### Action item:
Repeat exactly the lines below that lie between the line with "Question: What does" and the line with "Answer: It has", counting both of those lines as part of the answer.

### Entries supplied:
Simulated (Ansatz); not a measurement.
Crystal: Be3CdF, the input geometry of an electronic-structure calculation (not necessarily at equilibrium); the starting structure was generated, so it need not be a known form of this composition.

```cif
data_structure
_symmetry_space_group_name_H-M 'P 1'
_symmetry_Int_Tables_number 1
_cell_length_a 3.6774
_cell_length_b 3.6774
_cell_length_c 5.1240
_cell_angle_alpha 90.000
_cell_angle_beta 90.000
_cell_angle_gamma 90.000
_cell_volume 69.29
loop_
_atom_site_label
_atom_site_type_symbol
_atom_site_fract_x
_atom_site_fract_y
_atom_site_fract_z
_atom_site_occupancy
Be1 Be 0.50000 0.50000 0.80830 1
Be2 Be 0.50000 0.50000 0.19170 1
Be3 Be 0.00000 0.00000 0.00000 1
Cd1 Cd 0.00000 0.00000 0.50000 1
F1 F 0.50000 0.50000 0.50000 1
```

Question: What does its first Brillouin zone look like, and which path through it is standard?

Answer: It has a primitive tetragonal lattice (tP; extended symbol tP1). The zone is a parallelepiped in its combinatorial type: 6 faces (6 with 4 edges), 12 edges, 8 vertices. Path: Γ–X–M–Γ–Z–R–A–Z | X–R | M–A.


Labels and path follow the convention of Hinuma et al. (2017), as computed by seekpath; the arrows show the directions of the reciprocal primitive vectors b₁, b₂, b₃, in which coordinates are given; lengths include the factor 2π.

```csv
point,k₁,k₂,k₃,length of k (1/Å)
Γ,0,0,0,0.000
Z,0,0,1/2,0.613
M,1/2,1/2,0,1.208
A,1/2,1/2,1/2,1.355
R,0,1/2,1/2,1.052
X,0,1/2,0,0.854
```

### Written response:
Question: What does its first Brillouin zone look like, and which path through it is standard?

Answer: It has a primitive tetragonal lattice (tP; extended symbol tP1). The zone is a parallelepiped in its combinatorial type: 6 faces (6 with 4 edges), 12 edges, 8 vertices. Path: Γ–X–M–Γ–Z–R–A–Z | X–R | M–A.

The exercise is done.